● Excerpted data
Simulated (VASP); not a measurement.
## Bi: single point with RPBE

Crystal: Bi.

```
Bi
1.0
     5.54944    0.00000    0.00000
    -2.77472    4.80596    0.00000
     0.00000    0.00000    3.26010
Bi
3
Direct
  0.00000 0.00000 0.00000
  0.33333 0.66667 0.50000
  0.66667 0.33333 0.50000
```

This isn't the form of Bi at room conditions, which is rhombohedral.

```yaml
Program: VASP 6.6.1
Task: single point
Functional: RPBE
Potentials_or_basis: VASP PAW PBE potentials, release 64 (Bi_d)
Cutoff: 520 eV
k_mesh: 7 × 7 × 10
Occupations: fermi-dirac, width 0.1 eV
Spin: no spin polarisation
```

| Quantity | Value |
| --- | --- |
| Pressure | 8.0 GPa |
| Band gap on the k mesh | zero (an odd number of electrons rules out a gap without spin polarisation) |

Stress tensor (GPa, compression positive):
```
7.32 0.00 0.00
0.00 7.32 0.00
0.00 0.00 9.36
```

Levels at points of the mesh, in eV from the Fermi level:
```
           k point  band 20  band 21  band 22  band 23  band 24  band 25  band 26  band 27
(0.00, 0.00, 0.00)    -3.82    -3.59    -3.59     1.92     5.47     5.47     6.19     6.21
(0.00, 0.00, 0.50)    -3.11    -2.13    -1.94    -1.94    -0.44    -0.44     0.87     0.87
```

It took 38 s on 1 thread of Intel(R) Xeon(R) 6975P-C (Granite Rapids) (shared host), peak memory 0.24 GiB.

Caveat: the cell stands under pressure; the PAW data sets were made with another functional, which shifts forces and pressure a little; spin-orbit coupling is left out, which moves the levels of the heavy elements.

● Requirement
All that belongs in the answer is an exact copy of the lines from the start of the records above through the line with "It took 38 s".

● Task output
Simulated (VASP); not a measurement.
## Bi: single point with RPBE

Crystal: Bi.

```
Bi
1.0
     5.54944    0.00000    0.00000
    -2.77472    4.80596    0.00000
     0.00000    0.00000    3.26010
Bi
3
Direct
  0.00000 0.00000 0.00000
  0.33333 0.66667 0.50000
  0.66667 0.33333 0.50000
```

This isn't the form of Bi at room conditions, which is rhombohedral.

```yaml
Program: VASP 6.6.1
Task: single point
Functional: RPBE
Potentials_or_basis: VASP PAW PBE potentials, release 64 (Bi_d)
Cutoff: 520 eV
k_mesh: 7 × 7 × 10
Occupations: fermi-dirac, width 0.1 eV
Spin: no spin polarisation
```

| Quantity | Value |
| --- | --- |
| Pressure | 8.0 GPa |
| Band gap on the k mesh | zero (an odd number of electrons rules out a gap without spin polarisation) |

Stress tensor (GPa, compression positive):
```
7.32 0.00 0.00
0.00 7.32 0.00
0.00 0.00 9.36
```

Levels at points of the mesh, in eV from the Fermi level:
```
           k point  band 20  band 21  band 22  band 23  band 24  band 25  band 26  band 27
(0.00, 0.00, 0.00)    -3.82    -3.59    -3.59     1.92     5.47     5.47     6.19     6.21
(0.00, 0.00, 0.50)    -3.11    -2.13    -1.94    -1.94    -0.44    -0.44     0.87     0.87
```

It took 38 s on 1 thread of Intel(R) Xeon(R) 6975P-C (Granite Rapids) (shared host), peak memory 0.24 GiB.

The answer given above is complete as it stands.